Exercise.
Output every entry exactly, from the first line to the last.

################
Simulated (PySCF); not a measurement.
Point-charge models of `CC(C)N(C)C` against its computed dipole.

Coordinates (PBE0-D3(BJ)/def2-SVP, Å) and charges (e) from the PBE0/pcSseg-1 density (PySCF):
################

Answer area.
Simulated (PySCF); not a measurement.
Point-charge models of `CC(C)N(C)C` against its computed dipole.

Coordinates (PBE0-D3(BJ)/def2-SVP, Å) and charges (e) from the PBE0/pcSseg-1 density (PySCF):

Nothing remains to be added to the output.